(EXERCISE DATA):
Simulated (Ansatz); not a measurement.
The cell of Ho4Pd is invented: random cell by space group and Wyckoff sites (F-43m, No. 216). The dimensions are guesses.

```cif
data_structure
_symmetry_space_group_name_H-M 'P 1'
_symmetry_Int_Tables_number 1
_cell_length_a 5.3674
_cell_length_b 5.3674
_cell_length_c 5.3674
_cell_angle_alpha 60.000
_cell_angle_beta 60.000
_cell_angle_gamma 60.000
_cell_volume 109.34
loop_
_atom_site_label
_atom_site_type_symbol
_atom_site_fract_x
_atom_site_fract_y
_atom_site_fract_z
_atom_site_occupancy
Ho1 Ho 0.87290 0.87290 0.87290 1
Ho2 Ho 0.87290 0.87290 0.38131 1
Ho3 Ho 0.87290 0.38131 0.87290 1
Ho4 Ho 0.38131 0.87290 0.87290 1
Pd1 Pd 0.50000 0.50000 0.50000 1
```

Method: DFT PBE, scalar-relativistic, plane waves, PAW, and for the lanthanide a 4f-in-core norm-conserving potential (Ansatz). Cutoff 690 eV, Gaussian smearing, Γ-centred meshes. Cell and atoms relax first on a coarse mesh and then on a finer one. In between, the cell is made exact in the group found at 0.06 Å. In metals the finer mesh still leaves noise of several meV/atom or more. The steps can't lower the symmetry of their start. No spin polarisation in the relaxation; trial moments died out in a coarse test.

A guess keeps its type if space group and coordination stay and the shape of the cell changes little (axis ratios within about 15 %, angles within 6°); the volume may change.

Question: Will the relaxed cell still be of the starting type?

(ACTIVITY): Each line from the top of the material above, through the one that contains "A guess keeps", should be restated word for word.

(RESPONSE AREA):
Simulated (Ansatz); not a measurement.
The cell of Ho4Pd is invented: random cell by space group and Wyckoff sites (F-43m, No. 216). The dimensions are guesses.

```cif
data_structure
_symmetry_space_group_name_H-M 'P 1'
_symmetry_Int_Tables_number 1
_cell_length_a 5.3674
_cell_length_b 5.3674
_cell_length_c 5.3674
_cell_angle_alpha 60.000
_cell_angle_beta 60.000
_cell_angle_gamma 60.000
_cell_volume 109.34
loop_
_atom_site_label
_atom_site_type_symbol
_atom_site_fract_x
_atom_site_fract_y
_atom_site_fract_z
_atom_site_occupancy
Ho1 Ho 0.87290 0.87290 0.87290 1
Ho2 Ho 0.87290 0.87290 0.38131 1
Ho3 Ho 0.87290 0.38131 0.87290 1
Ho4 Ho 0.38131 0.87290 0.87290 1
Pd1 Pd 0.50000 0.50000 0.50000 1
```

Method: DFT PBE, scalar-relativistic, plane waves, PAW, and for the lanthanide a 4f-in-core norm-conserving potential (Ansatz). Cutoff 690 eV, Gaussian smearing, Γ-centred meshes. Cell and atoms relax first on a coarse mesh and then on a finer one. In between, the cell is made exact in the group found at 0.06 Å. In metals the finer mesh still leaves noise of several meV/atom or more. The steps can't lower the symmetry of their start. No spin polarisation in the relaxation; trial moments died out in a coarse test.

A guess keeps its type if space group and coordination stay and the shape of the cell changes little (axis ratios within about 15 %, angles within 6°); the volume may change.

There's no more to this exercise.